= Work item =
Start with the first line of the records below. Output each line exactly, ending with the one that contains "Q: Did the run".

= Available data =
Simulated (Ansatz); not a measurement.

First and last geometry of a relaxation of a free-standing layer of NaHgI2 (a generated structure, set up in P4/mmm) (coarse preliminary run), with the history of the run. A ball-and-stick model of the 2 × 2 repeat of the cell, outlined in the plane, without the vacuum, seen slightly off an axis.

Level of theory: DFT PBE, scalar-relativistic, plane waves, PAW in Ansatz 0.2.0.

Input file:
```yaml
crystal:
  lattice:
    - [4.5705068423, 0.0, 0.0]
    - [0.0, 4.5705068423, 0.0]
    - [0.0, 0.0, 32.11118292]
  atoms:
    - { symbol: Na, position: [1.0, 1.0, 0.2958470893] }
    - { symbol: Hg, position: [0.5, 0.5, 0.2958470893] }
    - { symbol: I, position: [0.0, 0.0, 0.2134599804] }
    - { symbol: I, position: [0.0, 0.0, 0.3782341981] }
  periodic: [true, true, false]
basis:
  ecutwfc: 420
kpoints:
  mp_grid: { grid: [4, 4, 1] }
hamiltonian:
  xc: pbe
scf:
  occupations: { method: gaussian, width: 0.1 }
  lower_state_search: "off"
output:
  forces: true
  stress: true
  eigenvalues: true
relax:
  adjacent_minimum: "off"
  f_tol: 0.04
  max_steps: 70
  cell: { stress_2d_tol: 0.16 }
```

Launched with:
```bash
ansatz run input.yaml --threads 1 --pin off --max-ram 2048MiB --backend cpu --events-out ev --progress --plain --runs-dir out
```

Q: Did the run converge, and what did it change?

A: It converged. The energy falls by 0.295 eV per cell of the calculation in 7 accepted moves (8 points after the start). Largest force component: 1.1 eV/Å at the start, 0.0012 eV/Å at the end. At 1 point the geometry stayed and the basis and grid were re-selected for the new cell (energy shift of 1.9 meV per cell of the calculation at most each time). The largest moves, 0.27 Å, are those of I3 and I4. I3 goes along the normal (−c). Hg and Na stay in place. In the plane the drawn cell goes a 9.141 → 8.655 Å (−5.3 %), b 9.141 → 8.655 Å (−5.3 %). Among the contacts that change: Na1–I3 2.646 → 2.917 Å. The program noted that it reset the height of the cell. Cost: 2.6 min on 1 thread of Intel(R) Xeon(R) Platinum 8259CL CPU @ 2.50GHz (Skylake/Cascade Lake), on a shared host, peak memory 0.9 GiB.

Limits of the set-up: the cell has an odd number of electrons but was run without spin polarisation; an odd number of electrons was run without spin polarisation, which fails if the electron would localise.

= Exercise answer =
Simulated (Ansatz); not a measurement.

First and last geometry of a relaxation of a free-standing layer of NaHgI2 (a generated structure, set up in P4/mmm) (coarse preliminary run), with the history of the run. A ball-and-stick model of the 2 × 2 repeat of the cell, outlined in the plane, without the vacuum, seen slightly off an axis.

Level of theory: DFT PBE, scalar-relativistic, plane waves, PAW in Ansatz 0.2.0.

Input file:
```yaml
crystal:
  lattice:
    - [4.5705068423, 0.0, 0.0]
    - [0.0, 4.5705068423, 0.0]
    - [0.0, 0.0, 32.11118292]
  atoms:
    - { symbol: Na, position: [1.0, 1.0, 0.2958470893] }
    - { symbol: Hg, position: [0.5, 0.5, 0.2958470893] }
    - { symbol: I, position: [0.0, 0.0, 0.2134599804] }
    - { symbol: I, position: [0.0, 0.0, 0.3782341981] }
  periodic: [true, true, false]
basis:
  ecutwfc: 420
kpoints:
  mp_grid: { grid: [4, 4, 1] }
hamiltonian:
  xc: pbe
scf:
  occupations: { method: gaussian, width: 0.1 }
  lower_state_search: "off"
output:
  forces: true
  stress: true
  eigenvalues: true
relax:
  adjacent_minimum: "off"
  f_tol: 0.04
  max_steps: 70
  cell: { stress_2d_tol: 0.16 }
```

Launched with:
```bash
ansatz run input.yaml --threads 1 --pin off --max-ram 2048MiB --backend cpu --events-out ev --progress --plain --runs-dir out
```

Q: Did the run converge, and what did it change?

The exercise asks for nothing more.